══ Data supplied ══
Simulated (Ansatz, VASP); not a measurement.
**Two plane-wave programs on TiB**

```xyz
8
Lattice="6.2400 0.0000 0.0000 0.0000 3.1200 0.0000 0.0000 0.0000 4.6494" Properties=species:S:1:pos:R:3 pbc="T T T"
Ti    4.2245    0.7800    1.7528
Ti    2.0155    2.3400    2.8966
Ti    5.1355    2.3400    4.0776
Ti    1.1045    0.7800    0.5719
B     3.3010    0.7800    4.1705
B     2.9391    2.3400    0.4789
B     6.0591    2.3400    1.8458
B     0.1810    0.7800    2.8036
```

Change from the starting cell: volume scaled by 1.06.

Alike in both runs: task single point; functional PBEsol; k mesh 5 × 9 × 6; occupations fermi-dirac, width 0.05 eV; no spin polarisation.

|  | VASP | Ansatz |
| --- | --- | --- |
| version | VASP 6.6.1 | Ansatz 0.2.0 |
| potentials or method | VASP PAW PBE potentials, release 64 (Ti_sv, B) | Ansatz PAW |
═══

Repeat the data above in full, word for word.

Simulated (Ansatz, VASP); not a measurement.
**Two plane-wave programs on TiB**

```xyz
8
Lattice="6.2400 0.0000 0.0000 0.0000 3.1200 0.0000 0.0000 0.0000 4.6494" Properties=species:S:1:pos:R:3 pbc="T T T"
Ti    4.2245    0.7800    1.7528
Ti    2.0155    2.3400    2.8966
Ti    5.1355    2.3400    4.0776
Ti    1.1045    0.7800    0.5719
B     3.3010    0.7800    4.1705
B     2.9391    2.3400    0.4789
B     6.0591    2.3400    1.8458
B     0.1810    0.7800    2.8036
```

Change from the starting cell: volume scaled by 1.06.

Alike in both runs: task single point; functional PBEsol; k mesh 5 × 9 × 6; occupations fermi-dirac, width 0.05 eV; no spin polarisation.

|  | VASP | Ansatz |
| --- | --- | --- |
| version | VASP 6.6.1 | Ansatz 0.2.0 |
| potentials or method | VASP PAW PBE potentials, release 64 (Ti_sv, B) | Ansatz PAW |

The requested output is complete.